DATASET ENTRIES:
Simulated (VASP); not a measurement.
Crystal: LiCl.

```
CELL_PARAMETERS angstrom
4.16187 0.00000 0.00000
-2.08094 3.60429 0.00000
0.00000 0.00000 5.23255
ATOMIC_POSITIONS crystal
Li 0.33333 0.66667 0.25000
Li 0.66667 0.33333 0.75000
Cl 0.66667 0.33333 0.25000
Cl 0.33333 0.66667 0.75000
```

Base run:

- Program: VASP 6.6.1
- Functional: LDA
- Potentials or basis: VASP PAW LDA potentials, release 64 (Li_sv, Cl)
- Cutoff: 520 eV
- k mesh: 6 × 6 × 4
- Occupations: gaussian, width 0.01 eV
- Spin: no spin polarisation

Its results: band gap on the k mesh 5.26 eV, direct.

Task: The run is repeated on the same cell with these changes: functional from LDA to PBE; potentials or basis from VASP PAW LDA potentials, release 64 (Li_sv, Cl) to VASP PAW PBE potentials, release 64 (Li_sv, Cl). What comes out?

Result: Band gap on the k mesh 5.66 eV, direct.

BRIEF: All that is wanted is the stretch of lines above from the one containing "Crystal: LiCl." through the one containing "- Spin: no spin polarisation", duplicated exactly.

TASK RESPONSE:
Crystal: LiCl.

```
CELL_PARAMETERS angstrom
4.16187 0.00000 0.00000
-2.08094 3.60429 0.00000
0.00000 0.00000 5.23255
ATOMIC_POSITIONS crystal
Li 0.33333 0.66667 0.25000
Li 0.66667 0.33333 0.75000
Cl 0.66667 0.33333 0.25000
Cl 0.33333 0.66667 0.75000
```

Base run:

- Program: VASP 6.6.1
- Functional: LDA
- Potentials or basis: VASP PAW LDA potentials, release 64 (Li_sv, Cl)
- Cutoff: 520 eV
- k mesh: 6 × 6 × 4
- Occupations: gaussian, width 0.01 eV
- Spin: no spin polarisation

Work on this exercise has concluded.